=== WORK ORDER ===
Up to and including the line containing "Atoms are numbered in this order, from 1.", retype each line of the listing below exactly, beginning with the first.

=== DATA FOR ANALYSIS ===
═══

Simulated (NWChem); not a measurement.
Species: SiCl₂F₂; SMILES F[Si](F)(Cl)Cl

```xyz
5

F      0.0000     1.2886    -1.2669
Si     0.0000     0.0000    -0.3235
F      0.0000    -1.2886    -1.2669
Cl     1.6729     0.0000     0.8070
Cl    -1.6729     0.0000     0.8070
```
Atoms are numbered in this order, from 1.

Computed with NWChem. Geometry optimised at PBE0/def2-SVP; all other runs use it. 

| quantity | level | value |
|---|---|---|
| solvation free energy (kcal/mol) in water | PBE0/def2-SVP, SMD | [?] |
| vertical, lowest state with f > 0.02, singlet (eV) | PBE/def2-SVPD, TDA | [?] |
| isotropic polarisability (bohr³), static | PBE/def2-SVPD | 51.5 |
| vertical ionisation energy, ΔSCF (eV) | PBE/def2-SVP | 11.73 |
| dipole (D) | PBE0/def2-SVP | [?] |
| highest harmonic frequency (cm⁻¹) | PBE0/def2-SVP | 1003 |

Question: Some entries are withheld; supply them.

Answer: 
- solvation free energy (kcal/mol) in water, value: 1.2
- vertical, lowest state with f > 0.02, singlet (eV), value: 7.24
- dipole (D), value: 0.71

═══

=== EXPECTED ANSWER ===
Simulated (NWChem); not a measurement.
Species: SiCl₂F₂; SMILES F[Si](F)(Cl)Cl

```xyz
5

F      0.0000     1.2886    -1.2669
Si     0.0000     0.0000    -0.3235
F      0.0000    -1.2886    -1.2669
Cl     1.6729     0.0000     0.8070
Cl    -1.6729     0.0000     0.8070
```
Atoms are numbered in this order, from 1.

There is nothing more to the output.